_Work task_:
Would you write out, word for word, each line of the records below from the top through the one holding "A k mesh can"?

[Supplied entries Boundary: Start]

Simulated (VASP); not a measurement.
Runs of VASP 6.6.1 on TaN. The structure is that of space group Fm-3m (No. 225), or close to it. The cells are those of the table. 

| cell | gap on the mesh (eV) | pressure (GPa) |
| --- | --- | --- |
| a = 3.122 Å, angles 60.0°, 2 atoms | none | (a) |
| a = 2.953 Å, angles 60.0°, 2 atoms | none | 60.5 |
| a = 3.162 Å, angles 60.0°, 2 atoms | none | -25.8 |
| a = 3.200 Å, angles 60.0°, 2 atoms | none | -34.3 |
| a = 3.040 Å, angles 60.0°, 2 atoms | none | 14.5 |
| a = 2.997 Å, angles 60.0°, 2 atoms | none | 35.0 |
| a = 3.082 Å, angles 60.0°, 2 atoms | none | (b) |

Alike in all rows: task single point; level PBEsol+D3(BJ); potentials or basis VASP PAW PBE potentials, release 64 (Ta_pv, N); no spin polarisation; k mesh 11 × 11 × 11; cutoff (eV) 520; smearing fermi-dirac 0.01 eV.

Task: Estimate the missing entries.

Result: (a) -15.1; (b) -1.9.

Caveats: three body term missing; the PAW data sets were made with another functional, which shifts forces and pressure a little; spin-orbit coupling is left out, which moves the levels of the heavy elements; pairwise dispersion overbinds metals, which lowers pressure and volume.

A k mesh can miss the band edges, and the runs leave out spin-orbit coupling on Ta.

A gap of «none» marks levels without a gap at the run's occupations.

[Supplied entries Boundary: End]

_Written answer_:
Simulated (VASP); not a measurement.
Runs of VASP 6.6.1 on TaN. The structure is that of space group Fm-3m (No. 225), or close to it. The cells are those of the table. 

| cell | gap on the mesh (eV) | pressure (GPa) |
| --- | --- | --- |
| a = 3.122 Å, angles 60.0°, 2 atoms | none | (a) |
| a = 2.953 Å, angles 60.0°, 2 atoms | none | 60.5 |
| a = 3.162 Å, angles 60.0°, 2 atoms | none | -25.8 |
| a = 3.200 Å, angles 60.0°, 2 atoms | none | -34.3 |
| a = 3.040 Å, angles 60.0°, 2 atoms | none | 14.5 |
| a = 2.997 Å, angles 60.0°, 2 atoms | none | 35.0 |
| a = 3.082 Å, angles 60.0°, 2 atoms | none | (b) |

Alike in all rows: task single point; level PBEsol+D3(BJ); potentials or basis VASP PAW PBE potentials, release 64 (Ta_pv, N); no spin polarisation; k mesh 11 × 11 × 11; cutoff (eV) 520; smearing fermi-dirac 0.01 eV.

Task: Estimate the missing entries.

Result: (a) -15.1; (b) -1.9.

Caveats: three body term missing; the PAW data sets were made with another functional, which shifts forces and pressure a little; spin-orbit coupling is left out, which moves the levels of the heavy elements; pairwise dispersion overbinds metals, which lowers pressure and volume.

A k mesh can miss the band edges, and the runs leave out spin-orbit coupling on Ta.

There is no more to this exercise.